# Supplied records
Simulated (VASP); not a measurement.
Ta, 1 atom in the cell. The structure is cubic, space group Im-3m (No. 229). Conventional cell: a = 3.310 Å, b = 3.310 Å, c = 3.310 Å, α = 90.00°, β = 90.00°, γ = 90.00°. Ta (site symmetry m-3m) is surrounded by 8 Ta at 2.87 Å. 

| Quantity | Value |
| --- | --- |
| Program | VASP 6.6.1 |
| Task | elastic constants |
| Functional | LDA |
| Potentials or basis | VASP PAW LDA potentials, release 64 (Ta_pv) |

# Assignment
For each record above, output it exactly as written.

# Response
Simulated (VASP); not a measurement.
Ta, 1 atom in the cell. The structure is cubic, space group Im-3m (No. 229). Conventional cell: a = 3.310 Å, b = 3.310 Å, c = 3.310 Å, α = 90.00°, β = 90.00°, γ = 90.00°. Ta (site symmetry m-3m) is surrounded by 8 Ta at 2.87 Å. 

| Quantity | Value |
| --- | --- |
| Program | VASP 6.6.1 |
| Task | elastic constants |
| Functional | LDA |
| Potentials or basis | VASP PAW LDA potentials, release 64 (Ta_pv) |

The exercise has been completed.